◆ **Recorded data**
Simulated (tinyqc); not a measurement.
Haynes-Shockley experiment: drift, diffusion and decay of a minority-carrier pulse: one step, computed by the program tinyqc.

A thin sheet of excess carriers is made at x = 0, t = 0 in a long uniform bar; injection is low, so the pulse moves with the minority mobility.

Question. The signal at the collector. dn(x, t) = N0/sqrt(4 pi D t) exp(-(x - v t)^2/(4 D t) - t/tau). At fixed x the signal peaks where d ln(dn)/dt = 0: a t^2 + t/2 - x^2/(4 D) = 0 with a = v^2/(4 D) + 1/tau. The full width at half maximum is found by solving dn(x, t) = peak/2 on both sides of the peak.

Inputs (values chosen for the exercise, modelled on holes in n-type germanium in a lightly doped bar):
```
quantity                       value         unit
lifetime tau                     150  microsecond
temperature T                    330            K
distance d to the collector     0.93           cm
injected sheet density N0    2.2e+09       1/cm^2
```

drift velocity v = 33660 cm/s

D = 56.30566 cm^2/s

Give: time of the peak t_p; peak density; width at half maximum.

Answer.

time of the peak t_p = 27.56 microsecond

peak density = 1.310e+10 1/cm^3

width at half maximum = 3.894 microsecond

◆ **Task item**
Return, word for word, every line from the top of the entries down to the line that holds "Question. The signal", both included.

◆ **Your response**
Simulated (tinyqc); not a measurement.
Haynes-Shockley experiment: drift, diffusion and decay of a minority-carrier pulse: one step, computed by the program tinyqc.

A thin sheet of excess carriers is made at x = 0, t = 0 in a long uniform bar; injection is low, so the pulse moves with the minority mobility.

Question. The signal at the collector. dn(x, t) = N0/sqrt(4 pi D t) exp(-(x - v t)^2/(4 D t) - t/tau). At fixed x the signal peaks where d ln(dn)/dt = 0: a t^2 + t/2 - x^2/(4 D) = 0 with a = v^2/(4 D) + 1/tau. The full width at half maximum is found by solving dn(x, t) = peak/2 on both sides of the peak.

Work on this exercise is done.